## Work order
Begin at the top of the records and copy each line exactly. The line containing "This input was" is the last one to include.

## Given entries
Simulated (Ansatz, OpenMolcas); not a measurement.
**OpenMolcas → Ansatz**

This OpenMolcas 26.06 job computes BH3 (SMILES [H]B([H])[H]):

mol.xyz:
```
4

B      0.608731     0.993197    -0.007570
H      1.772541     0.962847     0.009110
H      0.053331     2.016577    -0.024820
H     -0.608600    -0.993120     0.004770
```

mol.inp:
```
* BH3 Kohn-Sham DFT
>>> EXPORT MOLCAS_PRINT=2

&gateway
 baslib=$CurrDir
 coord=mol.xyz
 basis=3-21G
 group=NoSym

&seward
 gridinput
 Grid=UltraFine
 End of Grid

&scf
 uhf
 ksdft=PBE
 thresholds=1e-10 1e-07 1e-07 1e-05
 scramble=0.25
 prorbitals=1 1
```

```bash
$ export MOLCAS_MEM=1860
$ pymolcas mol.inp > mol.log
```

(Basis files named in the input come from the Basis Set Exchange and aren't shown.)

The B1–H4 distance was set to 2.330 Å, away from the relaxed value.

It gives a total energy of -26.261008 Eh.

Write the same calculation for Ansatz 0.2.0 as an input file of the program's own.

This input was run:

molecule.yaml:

## Answer box
Simulated (Ansatz, OpenMolcas); not a measurement.
**OpenMolcas → Ansatz**

This OpenMolcas 26.06 job computes BH3 (SMILES [H]B([H])[H]):

mol.xyz:
```
4

B      0.608731     0.993197    -0.007570
H      1.772541     0.962847     0.009110
H      0.053331     2.016577    -0.024820
H     -0.608600    -0.993120     0.004770
```

mol.inp:
```
* BH3 Kohn-Sham DFT
>>> EXPORT MOLCAS_PRINT=2

&gateway
 baslib=$CurrDir
 coord=mol.xyz
 basis=3-21G
 group=NoSym

&seward
 gridinput
 Grid=UltraFine
 End of Grid

&scf
 uhf
 ksdft=PBE
 thresholds=1e-10 1e-07 1e-07 1e-05
 scramble=0.25
 prorbitals=1 1
```

```bash
$ export MOLCAS_MEM=1860
$ pymolcas mol.inp > mol.log
```

(Basis files named in the input come from the Basis Set Exchange and aren't shown.)

The B1–H4 distance was set to 2.330 Å, away from the relaxed value.

It gives a total energy of -26.261008 Eh.

Write the same calculation for Ansatz 0.2.0 as an input file of the program's own.

This input was run:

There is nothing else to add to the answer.